● **Required action**:
All of the records are to be reproduced exactly.

● **Records provided**:
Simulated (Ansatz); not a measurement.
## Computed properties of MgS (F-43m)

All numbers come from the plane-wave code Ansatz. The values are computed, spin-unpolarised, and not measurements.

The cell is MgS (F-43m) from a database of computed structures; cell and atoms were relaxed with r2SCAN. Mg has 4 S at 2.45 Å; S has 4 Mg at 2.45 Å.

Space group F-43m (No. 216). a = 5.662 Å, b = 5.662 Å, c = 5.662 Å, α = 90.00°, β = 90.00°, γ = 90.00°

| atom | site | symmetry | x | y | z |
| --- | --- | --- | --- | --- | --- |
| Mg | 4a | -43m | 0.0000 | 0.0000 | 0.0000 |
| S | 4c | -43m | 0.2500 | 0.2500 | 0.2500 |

● **Reply**:
Simulated (Ansatz); not a measurement.
## Computed properties of MgS (F-43m)

All numbers come from the plane-wave code Ansatz. The values are computed, spin-unpolarised, and not measurements.

The cell is MgS (F-43m) from a database of computed structures; cell and atoms were relaxed with r2SCAN. Mg has 4 S at 2.45 Å; S has 4 Mg at 2.45 Å.

Space group F-43m (No. 216). a = 5.662 Å, b = 5.662 Å, c = 5.662 Å, α = 90.00°, β = 90.00°, γ = 90.00°

| atom | site | symmetry | x | y | z |
| --- | --- | --- | --- | --- | --- |
| Mg | 4a | -43m | 0.0000 | 0.0000 | 0.0000 |
| S | 4c | -43m | 0.2500 | 0.2500 | 0.2500 |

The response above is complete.